Each line of the listing below, from the very first to the one that contains "Coordinates come from", is to be retyped exactly as it stands.

- - - - -

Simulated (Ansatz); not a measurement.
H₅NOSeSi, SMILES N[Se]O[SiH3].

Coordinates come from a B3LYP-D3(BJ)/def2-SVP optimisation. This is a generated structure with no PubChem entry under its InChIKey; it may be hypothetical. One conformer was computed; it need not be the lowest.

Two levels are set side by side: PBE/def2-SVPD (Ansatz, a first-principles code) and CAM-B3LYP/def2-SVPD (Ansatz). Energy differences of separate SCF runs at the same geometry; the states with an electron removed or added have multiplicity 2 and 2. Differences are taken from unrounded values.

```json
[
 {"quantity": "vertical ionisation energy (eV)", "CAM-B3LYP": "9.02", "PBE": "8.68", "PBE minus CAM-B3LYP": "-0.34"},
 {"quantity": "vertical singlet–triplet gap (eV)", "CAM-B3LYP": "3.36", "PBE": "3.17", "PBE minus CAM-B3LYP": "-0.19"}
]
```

- - - - -

• **Your response**
Simulated (Ansatz); not a measurement.
H₅NOSeSi, SMILES N[Se]O[SiH3].

Coordinates come from a B3LYP-D3(BJ)/def2-SVP optimisation. This is a generated structure with no PubChem entry under its InChIKey; it may be hypothetical. One conformer was computed; it need not be the lowest.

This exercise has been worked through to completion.